EXERCISE - The entries must be retyped exactly, down to the last line.

────────────────────
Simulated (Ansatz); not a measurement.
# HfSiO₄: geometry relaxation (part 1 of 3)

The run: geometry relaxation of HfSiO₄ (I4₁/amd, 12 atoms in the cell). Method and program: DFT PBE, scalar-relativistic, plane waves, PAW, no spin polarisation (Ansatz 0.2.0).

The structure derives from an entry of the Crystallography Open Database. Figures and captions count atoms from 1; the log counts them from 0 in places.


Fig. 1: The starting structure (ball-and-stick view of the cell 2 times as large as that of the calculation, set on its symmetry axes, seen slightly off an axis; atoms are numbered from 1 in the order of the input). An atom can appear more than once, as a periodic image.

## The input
────────────────────

ANSWER BOX -
Simulated (Ansatz); not a measurement.
# HfSiO₄: geometry relaxation (part 1 of 3)

The run: geometry relaxation of HfSiO₄ (I4₁/amd, 12 atoms in the cell). Method and program: DFT PBE, scalar-relativistic, plane waves, PAW, no spin polarisation (Ansatz 0.2.0).

The structure derives from an entry of the Crystallography Open Database. Figures and captions count atoms from 1; the log counts them from 0 in places.


Fig. 1: The starting structure (ball-and-stick view of the cell 2 times as large as that of the calculation, set on its symmetry axes, seen slightly off an axis; atoms are numbered from 1 in the order of the input). An atom can appear more than once, as a periodic image.

## The input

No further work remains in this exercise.